WORK ITEM
Reproduce the entries below in full and without error.

INFORMATION GIVEN
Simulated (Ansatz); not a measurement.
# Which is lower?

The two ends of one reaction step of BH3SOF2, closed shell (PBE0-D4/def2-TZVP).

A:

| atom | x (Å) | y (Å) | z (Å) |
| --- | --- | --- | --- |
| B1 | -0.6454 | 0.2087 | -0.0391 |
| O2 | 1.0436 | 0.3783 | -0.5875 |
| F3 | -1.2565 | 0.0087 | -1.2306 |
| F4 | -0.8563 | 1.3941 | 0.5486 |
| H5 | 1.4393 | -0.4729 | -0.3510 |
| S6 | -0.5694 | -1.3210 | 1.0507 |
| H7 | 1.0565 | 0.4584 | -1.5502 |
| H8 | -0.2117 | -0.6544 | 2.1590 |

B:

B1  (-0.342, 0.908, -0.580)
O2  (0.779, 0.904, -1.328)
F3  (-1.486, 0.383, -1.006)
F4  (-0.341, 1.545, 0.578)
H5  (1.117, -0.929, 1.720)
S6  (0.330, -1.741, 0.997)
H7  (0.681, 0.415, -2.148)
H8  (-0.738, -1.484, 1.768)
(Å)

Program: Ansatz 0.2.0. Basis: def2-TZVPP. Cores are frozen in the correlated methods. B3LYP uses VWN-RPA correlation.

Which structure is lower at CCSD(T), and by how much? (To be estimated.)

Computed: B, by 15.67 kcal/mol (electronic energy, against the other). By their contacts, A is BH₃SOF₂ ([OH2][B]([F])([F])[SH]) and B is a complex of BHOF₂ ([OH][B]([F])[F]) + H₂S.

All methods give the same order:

YOUR RESPONSE
Simulated (Ansatz); not a measurement.
# Which is lower?

The two ends of one reaction step of BH3SOF2, closed shell (PBE0-D4/def2-TZVP).

A:

| atom | x (Å) | y (Å) | z (Å) |
| --- | --- | --- | --- |
| B1 | -0.6454 | 0.2087 | -0.0391 |
| O2 | 1.0436 | 0.3783 | -0.5875 |
| F3 | -1.2565 | 0.0087 | -1.2306 |
| F4 | -0.8563 | 1.3941 | 0.5486 |
| H5 | 1.4393 | -0.4729 | -0.3510 |
| S6 | -0.5694 | -1.3210 | 1.0507 |
| H7 | 1.0565 | 0.4584 | -1.5502 |
| H8 | -0.2117 | -0.6544 | 2.1590 |

B:

B1  (-0.342, 0.908, -0.580)
O2  (0.779, 0.904, -1.328)
F3  (-1.486, 0.383, -1.006)
F4  (-0.341, 1.545, 0.578)
H5  (1.117, -0.929, 1.720)
S6  (0.330, -1.741, 0.997)
H7  (0.681, 0.415, -2.148)
H8  (-0.738, -1.484, 1.768)
(Å)

Program: Ansatz 0.2.0. Basis: def2-TZVPP. Cores are frozen in the correlated methods. B3LYP uses VWN-RPA correlation.

Which structure is lower at CCSD(T), and by how much? (To be estimated.)

Computed: B, by 15.67 kcal/mol (electronic energy, against the other). By their contacts, A is BH₃SOF₂ ([OH2][B]([F])([F])[SH]) and B is a complex of BHOF₂ ([OH][B]([F])[F]) + H₂S.

All methods give the same order:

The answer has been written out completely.